» **Assigned task**:
Go through the entries below from the first line and output each one exactly, up to and including the line with "- Pressure: 0.1 GPa".

» **Exercise data**:
+ + + + + + +
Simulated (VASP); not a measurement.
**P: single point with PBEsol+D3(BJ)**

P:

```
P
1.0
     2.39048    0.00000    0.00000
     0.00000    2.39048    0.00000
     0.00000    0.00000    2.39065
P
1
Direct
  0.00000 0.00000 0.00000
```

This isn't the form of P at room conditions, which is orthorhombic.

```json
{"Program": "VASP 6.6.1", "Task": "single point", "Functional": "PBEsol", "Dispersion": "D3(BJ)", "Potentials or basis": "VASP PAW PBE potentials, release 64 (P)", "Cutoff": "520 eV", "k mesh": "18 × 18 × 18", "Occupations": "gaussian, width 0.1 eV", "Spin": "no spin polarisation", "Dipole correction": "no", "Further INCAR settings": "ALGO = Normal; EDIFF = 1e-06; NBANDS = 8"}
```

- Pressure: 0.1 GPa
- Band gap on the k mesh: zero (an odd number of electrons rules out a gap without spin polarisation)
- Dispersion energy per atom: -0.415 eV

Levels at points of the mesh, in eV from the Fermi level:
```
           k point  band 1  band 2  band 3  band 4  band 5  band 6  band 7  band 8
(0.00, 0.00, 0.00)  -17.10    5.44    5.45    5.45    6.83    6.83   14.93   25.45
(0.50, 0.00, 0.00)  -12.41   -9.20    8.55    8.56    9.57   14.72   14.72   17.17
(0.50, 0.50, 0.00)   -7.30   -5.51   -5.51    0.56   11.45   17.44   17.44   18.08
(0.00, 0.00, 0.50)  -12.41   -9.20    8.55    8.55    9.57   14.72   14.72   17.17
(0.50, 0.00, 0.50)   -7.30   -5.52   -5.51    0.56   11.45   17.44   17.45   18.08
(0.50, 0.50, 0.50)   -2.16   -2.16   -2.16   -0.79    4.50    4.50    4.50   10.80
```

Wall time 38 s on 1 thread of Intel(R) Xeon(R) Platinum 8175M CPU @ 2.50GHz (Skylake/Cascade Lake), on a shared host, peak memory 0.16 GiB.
+ + + + + + +

» **Task solution**:
Simulated (VASP); not a measurement.
**P: single point with PBEsol+D3(BJ)**

P:

```
P
1.0
     2.39048    0.00000    0.00000
     0.00000    2.39048    0.00000
     0.00000    0.00000    2.39065
P
1
Direct
  0.00000 0.00000 0.00000
```

This isn't the form of P at room conditions, which is orthorhombic.

```json
{"Program": "VASP 6.6.1", "Task": "single point", "Functional": "PBEsol", "Dispersion": "D3(BJ)", "Potentials or basis": "VASP PAW PBE potentials, release 64 (P)", "Cutoff": "520 eV", "k mesh": "18 × 18 × 18", "Occupations": "gaussian, width 0.1 eV", "Spin": "no spin polarisation", "Dipole correction": "no", "Further INCAR settings": "ALGO = Normal; EDIFF = 1e-06; NBANDS = 8"}
```

- Pressure: 0.1 GPa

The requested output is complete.